### Task item
Some of the lines below need repeating. Reproduce exactly those between the lines holding "-0.0909 | 0.1417 |" and "The final coordinates", inclusive.

═════ Information supplied

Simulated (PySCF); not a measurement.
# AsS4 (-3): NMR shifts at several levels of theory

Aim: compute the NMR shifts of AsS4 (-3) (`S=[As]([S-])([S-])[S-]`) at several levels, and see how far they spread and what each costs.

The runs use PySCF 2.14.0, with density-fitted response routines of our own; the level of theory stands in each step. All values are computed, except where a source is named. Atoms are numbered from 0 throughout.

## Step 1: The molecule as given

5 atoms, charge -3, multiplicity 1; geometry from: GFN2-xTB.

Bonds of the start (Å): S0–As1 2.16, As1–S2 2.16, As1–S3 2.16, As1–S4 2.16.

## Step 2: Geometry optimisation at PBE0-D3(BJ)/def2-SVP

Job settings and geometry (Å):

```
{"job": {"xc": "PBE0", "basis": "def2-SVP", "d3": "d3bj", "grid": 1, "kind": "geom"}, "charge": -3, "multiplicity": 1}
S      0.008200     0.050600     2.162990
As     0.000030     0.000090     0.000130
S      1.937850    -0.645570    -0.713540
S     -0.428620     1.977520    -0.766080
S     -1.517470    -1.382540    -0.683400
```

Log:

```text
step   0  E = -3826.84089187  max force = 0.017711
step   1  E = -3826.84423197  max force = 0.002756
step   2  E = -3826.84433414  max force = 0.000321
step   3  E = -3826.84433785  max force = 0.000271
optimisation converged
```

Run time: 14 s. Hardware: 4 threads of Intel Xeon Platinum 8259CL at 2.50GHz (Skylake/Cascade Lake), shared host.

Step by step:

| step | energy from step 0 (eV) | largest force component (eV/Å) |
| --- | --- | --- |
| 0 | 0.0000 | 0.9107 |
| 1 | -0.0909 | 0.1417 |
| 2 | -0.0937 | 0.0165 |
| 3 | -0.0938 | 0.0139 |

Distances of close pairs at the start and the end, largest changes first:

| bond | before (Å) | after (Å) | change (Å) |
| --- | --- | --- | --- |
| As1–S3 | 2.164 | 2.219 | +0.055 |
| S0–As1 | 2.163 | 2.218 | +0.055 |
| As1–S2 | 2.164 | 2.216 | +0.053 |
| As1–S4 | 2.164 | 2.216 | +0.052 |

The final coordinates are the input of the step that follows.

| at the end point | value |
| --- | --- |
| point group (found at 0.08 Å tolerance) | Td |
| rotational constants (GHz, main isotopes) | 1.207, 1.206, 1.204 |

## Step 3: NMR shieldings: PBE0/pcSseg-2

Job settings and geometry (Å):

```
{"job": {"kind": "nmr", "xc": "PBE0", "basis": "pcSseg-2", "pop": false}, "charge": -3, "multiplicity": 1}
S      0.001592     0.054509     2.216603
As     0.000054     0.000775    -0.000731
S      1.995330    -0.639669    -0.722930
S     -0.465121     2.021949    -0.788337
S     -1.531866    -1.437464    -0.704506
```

══════════

### Exercise answer
| 1 | -0.0909 | 0.1417 |
| 2 | -0.0937 | 0.0165 |
| 3 | -0.0938 | 0.0139 |

Distances of close pairs at the start and the end, largest changes first:

| bond | before (Å) | after (Å) | change (Å) |
| --- | --- | --- | --- |
| As1–S3 | 2.164 | 2.219 | +0.055 |
| S0–As1 | 2.163 | 2.218 | +0.055 |
| As1–S2 | 2.164 | 2.216 | +0.053 |
| As1–S4 | 2.164 | 2.216 | +0.052 |

The final coordinates are the input of the step that follows.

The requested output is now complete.